**Required action**
All that is needed is every record, duplicated exactly.

**Dataset records**
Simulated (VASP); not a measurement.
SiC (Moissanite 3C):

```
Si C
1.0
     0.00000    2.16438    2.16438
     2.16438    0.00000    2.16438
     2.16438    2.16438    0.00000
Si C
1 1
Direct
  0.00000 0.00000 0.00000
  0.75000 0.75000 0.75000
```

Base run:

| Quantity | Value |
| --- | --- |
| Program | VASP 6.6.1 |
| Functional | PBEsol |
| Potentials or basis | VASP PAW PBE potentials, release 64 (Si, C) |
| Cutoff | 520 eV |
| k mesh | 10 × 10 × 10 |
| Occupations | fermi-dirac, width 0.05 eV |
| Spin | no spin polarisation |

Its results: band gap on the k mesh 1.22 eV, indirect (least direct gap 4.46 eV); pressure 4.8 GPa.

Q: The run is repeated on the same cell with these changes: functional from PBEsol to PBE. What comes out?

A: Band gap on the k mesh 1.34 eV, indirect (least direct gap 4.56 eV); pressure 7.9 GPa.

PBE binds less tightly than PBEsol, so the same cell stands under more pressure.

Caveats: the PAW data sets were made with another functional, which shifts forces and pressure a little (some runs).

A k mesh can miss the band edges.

**Exercise response**
Simulated (VASP); not a measurement.
SiC (Moissanite 3C):

```
Si C
1.0
     0.00000    2.16438    2.16438
     2.16438    0.00000    2.16438
     2.16438    2.16438    0.00000
Si C
1 1
Direct
  0.00000 0.00000 0.00000
  0.75000 0.75000 0.75000
```

Base run:

| Quantity | Value |
| --- | --- |
| Program | VASP 6.6.1 |
| Functional | PBEsol |
| Potentials or basis | VASP PAW PBE potentials, release 64 (Si, C) |
| Cutoff | 520 eV |
| k mesh | 10 × 10 × 10 |
| Occupations | fermi-dirac, width 0.05 eV |
| Spin | no spin polarisation |

Its results: band gap on the k mesh 1.22 eV, indirect (least direct gap 4.46 eV); pressure 4.8 GPa.

Q: The run is repeated on the same cell with these changes: functional from PBEsol to PBE. What comes out?

A: Band gap on the k mesh 1.34 eV, indirect (least direct gap 4.56 eV); pressure 7.9 GPa.

PBE binds less tightly than PBEsol, so the same cell stands under more pressure.

Caveats: the PAW data sets were made with another functional, which shifts forces and pressure a little (some runs).

A k mesh can miss the band edges.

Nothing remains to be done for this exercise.